▶ ASSIGNED TASK:
This exercise asks for every record to be output again exactly.

[Opening DATA FOR REVIEW section]

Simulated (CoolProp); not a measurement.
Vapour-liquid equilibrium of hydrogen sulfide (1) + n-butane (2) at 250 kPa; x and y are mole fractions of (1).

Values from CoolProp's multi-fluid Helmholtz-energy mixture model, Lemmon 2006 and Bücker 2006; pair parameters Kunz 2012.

[Closing DATA FOR REVIEW section]

▶ WRITTEN REPLY:
Simulated (CoolProp); not a measurement.
Vapour-liquid equilibrium of hydrogen sulfide (1) + n-butane (2) at 250 kPa; x and y are mole fractions of (1).

Values from CoolProp's multi-fluid Helmholtz-energy mixture model, Lemmon 2006 and Bücker 2006; pair parameters Kunz 2012.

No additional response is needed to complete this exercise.